========================================================================

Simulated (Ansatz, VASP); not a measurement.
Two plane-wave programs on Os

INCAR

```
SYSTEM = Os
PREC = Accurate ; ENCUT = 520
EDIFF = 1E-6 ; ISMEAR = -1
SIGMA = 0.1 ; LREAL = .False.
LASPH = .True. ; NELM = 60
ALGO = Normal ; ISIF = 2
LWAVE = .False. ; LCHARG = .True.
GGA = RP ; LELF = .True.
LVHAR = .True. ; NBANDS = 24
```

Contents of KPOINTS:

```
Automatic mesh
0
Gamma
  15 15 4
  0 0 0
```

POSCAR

========================================================================

▶ **Activity**:
Please restate the preceding entries word for word.

▶ **Answer space**:
Simulated (Ansatz, VASP); not a measurement.
Two plane-wave programs on Os

INCAR

```
SYSTEM = Os
PREC = Accurate ; ENCUT = 520
EDIFF = 1E-6 ; ISMEAR = -1
SIGMA = 0.1 ; LREAL = .False.
LASPH = .True. ; NELM = 60
ALGO = Normal ; ISIF = 2
LWAVE = .False. ; LCHARG = .True.
GGA = RP ; LELF = .True.
LVHAR = .True. ; NBANDS = 24
```

Contents of KPOINTS:

```
Automatic mesh
0
Gamma
  15 15 4
  0 0 0
```

POSCAR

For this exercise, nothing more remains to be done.